#### [Required action]
Exactly as they appear below, repeat the lines from the one with "1.15 | 7.174 |" through the one with "1.50 | 61.00 |", and no others.

#### [Data]
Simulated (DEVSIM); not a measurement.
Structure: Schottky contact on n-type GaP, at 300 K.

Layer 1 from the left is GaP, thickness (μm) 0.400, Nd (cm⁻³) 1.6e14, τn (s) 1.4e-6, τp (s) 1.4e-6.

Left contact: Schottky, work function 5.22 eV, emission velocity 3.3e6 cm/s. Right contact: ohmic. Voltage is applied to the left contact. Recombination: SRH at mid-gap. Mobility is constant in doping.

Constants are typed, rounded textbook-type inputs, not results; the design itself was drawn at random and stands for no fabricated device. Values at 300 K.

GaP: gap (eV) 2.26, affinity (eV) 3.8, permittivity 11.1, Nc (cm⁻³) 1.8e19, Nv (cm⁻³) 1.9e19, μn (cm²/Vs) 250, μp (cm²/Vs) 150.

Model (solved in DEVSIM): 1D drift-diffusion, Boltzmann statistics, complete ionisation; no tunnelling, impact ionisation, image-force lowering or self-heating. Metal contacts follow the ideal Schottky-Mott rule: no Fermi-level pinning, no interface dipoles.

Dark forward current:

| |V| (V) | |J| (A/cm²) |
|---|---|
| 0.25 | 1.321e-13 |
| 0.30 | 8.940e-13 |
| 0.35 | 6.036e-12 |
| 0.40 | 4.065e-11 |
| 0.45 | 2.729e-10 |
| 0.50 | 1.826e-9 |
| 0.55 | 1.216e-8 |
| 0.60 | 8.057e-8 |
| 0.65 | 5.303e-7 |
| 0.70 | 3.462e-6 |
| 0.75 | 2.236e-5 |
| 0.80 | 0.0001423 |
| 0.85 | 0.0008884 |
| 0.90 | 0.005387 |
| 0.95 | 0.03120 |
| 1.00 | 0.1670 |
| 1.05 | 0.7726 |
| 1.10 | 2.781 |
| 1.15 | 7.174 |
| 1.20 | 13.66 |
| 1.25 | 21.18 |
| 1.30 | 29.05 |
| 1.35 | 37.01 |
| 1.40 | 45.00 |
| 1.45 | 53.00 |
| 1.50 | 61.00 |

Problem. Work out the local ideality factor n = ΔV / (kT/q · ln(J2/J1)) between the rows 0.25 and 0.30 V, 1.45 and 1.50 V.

#### [Response]
| 1.15 | 7.174 |
| 1.20 | 13.66 |
| 1.25 | 21.18 |
| 1.30 | 29.05 |
| 1.35 | 37.01 |
| 1.40 | 45.00 |
| 1.45 | 53.00 |
| 1.50 | 61.00 |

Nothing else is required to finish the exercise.